Assignment
Stop after the line containing "Most raw output is cut from this account.": print each line exactly from the first line of the listing up to that point.

Record set
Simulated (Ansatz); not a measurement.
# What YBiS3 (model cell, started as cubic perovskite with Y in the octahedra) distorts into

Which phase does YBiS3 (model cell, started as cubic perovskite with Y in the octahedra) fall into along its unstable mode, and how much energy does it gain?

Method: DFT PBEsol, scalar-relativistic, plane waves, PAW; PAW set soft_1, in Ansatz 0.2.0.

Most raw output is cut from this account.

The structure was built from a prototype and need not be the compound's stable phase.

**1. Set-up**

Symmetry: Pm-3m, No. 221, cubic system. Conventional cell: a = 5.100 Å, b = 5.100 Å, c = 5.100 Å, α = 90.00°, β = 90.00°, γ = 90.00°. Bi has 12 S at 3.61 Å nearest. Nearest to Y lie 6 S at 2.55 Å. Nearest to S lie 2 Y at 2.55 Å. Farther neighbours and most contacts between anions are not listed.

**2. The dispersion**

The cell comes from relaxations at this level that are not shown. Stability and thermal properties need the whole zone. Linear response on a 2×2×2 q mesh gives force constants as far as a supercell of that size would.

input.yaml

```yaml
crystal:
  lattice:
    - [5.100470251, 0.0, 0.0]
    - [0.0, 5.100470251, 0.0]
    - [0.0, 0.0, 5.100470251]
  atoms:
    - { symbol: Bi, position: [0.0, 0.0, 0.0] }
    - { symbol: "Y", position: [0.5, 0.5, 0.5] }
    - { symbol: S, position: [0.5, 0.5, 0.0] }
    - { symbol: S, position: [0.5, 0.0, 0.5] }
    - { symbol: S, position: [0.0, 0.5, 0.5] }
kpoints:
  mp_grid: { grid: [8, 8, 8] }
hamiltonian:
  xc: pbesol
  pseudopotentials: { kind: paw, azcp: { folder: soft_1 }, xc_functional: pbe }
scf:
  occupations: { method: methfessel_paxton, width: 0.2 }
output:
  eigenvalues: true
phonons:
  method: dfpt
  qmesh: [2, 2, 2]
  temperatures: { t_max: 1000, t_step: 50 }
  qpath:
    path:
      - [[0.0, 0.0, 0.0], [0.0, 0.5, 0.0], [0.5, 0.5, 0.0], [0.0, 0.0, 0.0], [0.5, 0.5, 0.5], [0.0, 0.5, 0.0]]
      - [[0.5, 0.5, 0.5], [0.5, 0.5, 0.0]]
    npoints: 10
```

Task response
Simulated (Ansatz); not a measurement.
# What YBiS3 (model cell, started as cubic perovskite with Y in the octahedra) distorts into

Which phase does YBiS3 (model cell, started as cubic perovskite with Y in the octahedra) fall into along its unstable mode, and how much energy does it gain?

Method: DFT PBEsol, scalar-relativistic, plane waves, PAW; PAW set soft_1, in Ansatz 0.2.0.

Most raw output is cut from this account.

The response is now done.